WORK REQUEST: Starting at the top of the entries, restate word for word each line up to and including the one with "Space group P6_3mc".

RECORD EXCERPTS:
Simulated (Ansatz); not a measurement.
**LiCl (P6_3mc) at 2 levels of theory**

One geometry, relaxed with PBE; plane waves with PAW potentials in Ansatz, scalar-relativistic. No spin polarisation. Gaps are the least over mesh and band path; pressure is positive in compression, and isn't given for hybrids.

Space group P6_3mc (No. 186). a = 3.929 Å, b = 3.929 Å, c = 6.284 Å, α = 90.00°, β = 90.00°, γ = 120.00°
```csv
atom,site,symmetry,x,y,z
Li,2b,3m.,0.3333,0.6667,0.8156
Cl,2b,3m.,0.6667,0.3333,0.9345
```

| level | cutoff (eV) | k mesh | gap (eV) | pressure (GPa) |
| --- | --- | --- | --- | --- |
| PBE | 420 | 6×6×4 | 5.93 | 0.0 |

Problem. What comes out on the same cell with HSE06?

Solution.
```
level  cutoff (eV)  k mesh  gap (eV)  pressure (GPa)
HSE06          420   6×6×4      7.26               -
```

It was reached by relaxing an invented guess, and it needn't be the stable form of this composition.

RESULT:
Simulated (Ansatz); not a measurement.
**LiCl (P6_3mc) at 2 levels of theory**

One geometry, relaxed with PBE; plane waves with PAW potentials in Ansatz, scalar-relativistic. No spin polarisation. Gaps are the least over mesh and band path; pressure is positive in compression, and isn't given for hybrids.

Space group P6_3mc (No. 186). a = 3.929 Å, b = 3.929 Å, c = 6.284 Å, α = 90.00°, β = 90.00°, γ = 120.00°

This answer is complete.